══════════
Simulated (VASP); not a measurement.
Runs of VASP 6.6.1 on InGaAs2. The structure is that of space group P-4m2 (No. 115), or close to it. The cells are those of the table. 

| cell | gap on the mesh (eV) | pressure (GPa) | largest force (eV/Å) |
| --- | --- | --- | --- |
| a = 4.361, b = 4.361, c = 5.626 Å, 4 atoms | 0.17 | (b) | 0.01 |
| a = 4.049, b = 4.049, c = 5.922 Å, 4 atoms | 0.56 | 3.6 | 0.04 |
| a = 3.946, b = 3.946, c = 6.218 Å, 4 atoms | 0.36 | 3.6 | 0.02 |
══════════

- [Task item]: When you reach this point, go back and write out each record above exactly.

- [Response box]:
Simulated (VASP); not a measurement.
Runs of VASP 6.6.1 on InGaAs2. The structure is that of space group P-4m2 (No. 115), or close to it. The cells are those of the table. 

| cell | gap on the mesh (eV) | pressure (GPa) | largest force (eV/Å) |
| --- | --- | --- | --- |
| a = 4.361, b = 4.361, c = 5.626 Å, 4 atoms | 0.17 | (b) | 0.01 |
| a = 4.049, b = 4.049, c = 5.922 Å, 4 atoms | 0.56 | 3.6 | 0.04 |
| a = 3.946, b = 3.946, c = 6.218 Å, 4 atoms | 0.36 | 3.6 | 0.02 |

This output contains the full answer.